**Action item**. Reproduce this listing from its first line through the line with "Question: Which candidate", inclusive, leaving out all that follows.

**Given data**.
_ _ _ _ _ _ _
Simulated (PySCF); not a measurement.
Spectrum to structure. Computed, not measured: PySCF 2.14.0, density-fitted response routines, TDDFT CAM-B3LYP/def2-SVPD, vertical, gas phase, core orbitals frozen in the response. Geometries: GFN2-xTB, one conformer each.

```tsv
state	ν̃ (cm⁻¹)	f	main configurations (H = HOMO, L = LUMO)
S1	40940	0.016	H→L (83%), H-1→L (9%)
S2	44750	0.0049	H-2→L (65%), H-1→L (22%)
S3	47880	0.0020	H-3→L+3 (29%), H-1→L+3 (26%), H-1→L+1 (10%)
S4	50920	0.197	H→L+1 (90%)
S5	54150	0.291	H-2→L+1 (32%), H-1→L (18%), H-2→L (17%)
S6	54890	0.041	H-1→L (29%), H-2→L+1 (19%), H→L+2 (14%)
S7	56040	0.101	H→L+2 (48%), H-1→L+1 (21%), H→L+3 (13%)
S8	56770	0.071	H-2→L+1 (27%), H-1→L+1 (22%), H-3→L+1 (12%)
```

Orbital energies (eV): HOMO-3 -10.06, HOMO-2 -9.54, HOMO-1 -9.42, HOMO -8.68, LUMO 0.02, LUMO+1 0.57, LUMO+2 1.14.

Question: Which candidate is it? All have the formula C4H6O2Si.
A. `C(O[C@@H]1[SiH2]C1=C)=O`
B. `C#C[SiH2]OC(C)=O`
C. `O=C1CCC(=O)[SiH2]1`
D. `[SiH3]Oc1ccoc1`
_ _ _ _ _ _ _

**Written reply**.
Simulated (PySCF); not a measurement.
Spectrum to structure. Computed, not measured: PySCF 2.14.0, density-fitted response routines, TDDFT CAM-B3LYP/def2-SVPD, vertical, gas phase, core orbitals frozen in the response. Geometries: GFN2-xTB, one conformer each.

```tsv
state	ν̃ (cm⁻¹)	f	main configurations (H = HOMO, L = LUMO)
S1	40940	0.016	H→L (83%), H-1→L (9%)
S2	44750	0.0049	H-2→L (65%), H-1→L (22%)
S3	47880	0.0020	H-3→L+3 (29%), H-1→L+3 (26%), H-1→L+1 (10%)
S4	50920	0.197	H→L+1 (90%)
S5	54150	0.291	H-2→L+1 (32%), H-1→L (18%), H-2→L (17%)
S6	54890	0.041	H-1→L (29%), H-2→L+1 (19%), H→L+2 (14%)
S7	56040	0.101	H→L+2 (48%), H-1→L+1 (21%), H→L+3 (13%)
S8	56770	0.071	H-2→L+1 (27%), H-1→L+1 (22%), H-3→L+1 (12%)
```

Orbital energies (eV): HOMO-3 -10.06, HOMO-2 -9.54, HOMO-1 -9.42, HOMO -8.68, LUMO 0.02, LUMO+1 0.57, LUMO+2 1.14.

Question: Which candidate is it? All have the formula C4H6O2Si.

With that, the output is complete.